***** Entries supplied

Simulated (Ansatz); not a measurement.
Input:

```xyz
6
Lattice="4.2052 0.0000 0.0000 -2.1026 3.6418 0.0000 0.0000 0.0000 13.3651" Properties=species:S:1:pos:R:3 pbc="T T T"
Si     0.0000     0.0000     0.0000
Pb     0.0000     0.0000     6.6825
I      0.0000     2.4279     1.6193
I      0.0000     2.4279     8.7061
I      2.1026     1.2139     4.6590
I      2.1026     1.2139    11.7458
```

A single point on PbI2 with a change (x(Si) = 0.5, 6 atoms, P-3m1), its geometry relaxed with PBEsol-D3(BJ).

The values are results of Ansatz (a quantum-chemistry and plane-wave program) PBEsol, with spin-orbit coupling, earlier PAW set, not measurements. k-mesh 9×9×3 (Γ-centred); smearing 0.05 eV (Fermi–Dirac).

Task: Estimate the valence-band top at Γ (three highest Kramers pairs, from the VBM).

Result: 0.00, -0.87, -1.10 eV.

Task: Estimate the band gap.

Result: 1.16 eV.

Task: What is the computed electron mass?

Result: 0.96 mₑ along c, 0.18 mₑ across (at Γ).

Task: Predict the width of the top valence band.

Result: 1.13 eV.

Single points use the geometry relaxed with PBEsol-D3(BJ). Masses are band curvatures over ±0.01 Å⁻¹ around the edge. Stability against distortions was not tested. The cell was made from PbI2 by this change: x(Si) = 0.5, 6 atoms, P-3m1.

**********

◆ **Required action**
Could you return exactly the stretch of the data above that starts at the line with "A single point" and ends at the line with "Result: 1.13 eV.", both lines included?

◆ **Response area**
A single point on PbI2 with a change (x(Si) = 0.5, 6 atoms, P-3m1), its geometry relaxed with PBEsol-D3(BJ).

The values are results of Ansatz (a quantum-chemistry and plane-wave program) PBEsol, with spin-orbit coupling, earlier PAW set, not measurements. k-mesh 9×9×3 (Γ-centred); smearing 0.05 eV (Fermi–Dirac).

Task: Estimate the valence-band top at Γ (three highest Kramers pairs, from the VBM).

Result: 0.00, -0.87, -1.10 eV.

Task: Estimate the band gap.

Result: 1.16 eV.

Task: What is the computed electron mass?

Result: 0.96 mₑ along c, 0.18 mₑ across (at Γ).

Task: Predict the width of the top valence band.

Result: 1.13 eV.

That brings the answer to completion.